- _Work request_
Go through the entries below and print each one exactly.

[Opening Data listing section]

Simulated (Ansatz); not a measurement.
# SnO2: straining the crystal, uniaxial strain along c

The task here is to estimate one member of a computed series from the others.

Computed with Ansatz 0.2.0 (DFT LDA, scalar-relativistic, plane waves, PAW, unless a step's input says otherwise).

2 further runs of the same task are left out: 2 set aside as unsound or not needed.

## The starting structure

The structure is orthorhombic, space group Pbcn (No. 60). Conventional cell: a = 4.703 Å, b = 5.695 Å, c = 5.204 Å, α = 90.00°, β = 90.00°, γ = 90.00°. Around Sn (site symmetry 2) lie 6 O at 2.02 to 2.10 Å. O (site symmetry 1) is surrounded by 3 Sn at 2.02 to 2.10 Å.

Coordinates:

[Closing Data listing section]

- _Response area_
Simulated (Ansatz); not a measurement.
# SnO2: straining the crystal, uniaxial strain along c

The task here is to estimate one member of a computed series from the others.

Computed with Ansatz 0.2.0 (DFT LDA, scalar-relativistic, plane waves, PAW, unless a step's input says otherwise).

2 further runs of the same task are left out: 2 set aside as unsound or not needed.

## The starting structure

The structure is orthorhombic, space group Pbcn (No. 60). Conventional cell: a = 4.703 Å, b = 5.695 Å, c = 5.204 Å, α = 90.00°, β = 90.00°, γ = 90.00°. Around Sn (site symmetry 2) lie 6 O at 2.02 to 2.10 Å. O (site symmetry 1) is surrounded by 3 Sn at 2.02 to 2.10 Å.

Coordinates:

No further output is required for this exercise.